WORK INSTRUCTION: Print the records below word for word, beginning with the first line and ending once the line containing "Q: Find ν_LO" is printed.

RECORDED INFORMATION:
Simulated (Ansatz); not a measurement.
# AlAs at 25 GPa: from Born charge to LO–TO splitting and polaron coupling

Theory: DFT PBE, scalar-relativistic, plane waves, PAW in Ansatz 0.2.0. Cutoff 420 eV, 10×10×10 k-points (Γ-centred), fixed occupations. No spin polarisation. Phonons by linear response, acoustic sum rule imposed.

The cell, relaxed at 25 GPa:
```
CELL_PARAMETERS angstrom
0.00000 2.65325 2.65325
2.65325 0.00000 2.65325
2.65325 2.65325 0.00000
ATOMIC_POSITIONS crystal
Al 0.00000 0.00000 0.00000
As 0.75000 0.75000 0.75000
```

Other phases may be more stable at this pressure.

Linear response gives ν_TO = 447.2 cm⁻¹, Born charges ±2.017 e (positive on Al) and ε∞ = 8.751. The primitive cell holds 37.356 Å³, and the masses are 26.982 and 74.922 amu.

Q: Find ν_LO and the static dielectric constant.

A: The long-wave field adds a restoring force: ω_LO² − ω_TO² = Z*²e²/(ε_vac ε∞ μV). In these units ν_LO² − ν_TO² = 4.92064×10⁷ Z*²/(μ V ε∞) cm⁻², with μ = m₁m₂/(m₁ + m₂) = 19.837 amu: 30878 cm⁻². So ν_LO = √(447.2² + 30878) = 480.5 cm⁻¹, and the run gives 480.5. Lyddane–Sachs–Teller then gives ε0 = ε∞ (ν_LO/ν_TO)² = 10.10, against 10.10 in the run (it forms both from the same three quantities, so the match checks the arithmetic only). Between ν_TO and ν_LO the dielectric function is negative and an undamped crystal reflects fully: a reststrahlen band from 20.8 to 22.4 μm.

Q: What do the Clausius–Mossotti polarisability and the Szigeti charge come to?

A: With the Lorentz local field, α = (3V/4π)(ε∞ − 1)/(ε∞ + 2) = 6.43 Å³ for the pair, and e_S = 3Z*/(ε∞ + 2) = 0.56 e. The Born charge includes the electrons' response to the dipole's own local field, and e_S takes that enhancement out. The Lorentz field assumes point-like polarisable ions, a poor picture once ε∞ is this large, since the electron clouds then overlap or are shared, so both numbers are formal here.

WRITTEN REPLY:
Simulated (Ansatz); not a measurement.
# AlAs at 25 GPa: from Born charge to LO–TO splitting and polaron coupling

Theory: DFT PBE, scalar-relativistic, plane waves, PAW in Ansatz 0.2.0. Cutoff 420 eV, 10×10×10 k-points (Γ-centred), fixed occupations. No spin polarisation. Phonons by linear response, acoustic sum rule imposed.

The cell, relaxed at 25 GPa:
```
CELL_PARAMETERS angstrom
0.00000 2.65325 2.65325
2.65325 0.00000 2.65325
2.65325 2.65325 0.00000
ATOMIC_POSITIONS crystal
Al 0.00000 0.00000 0.00000
As 0.75000 0.75000 0.75000
```

Other phases may be more stable at this pressure.

Linear response gives ν_TO = 447.2 cm⁻¹, Born charges ±2.017 e (positive on Al) and ε∞ = 8.751. The primitive cell holds 37.356 Å³, and the masses are 26.982 and 74.922 amu.

Q: Find ν_LO and the static dielectric constant.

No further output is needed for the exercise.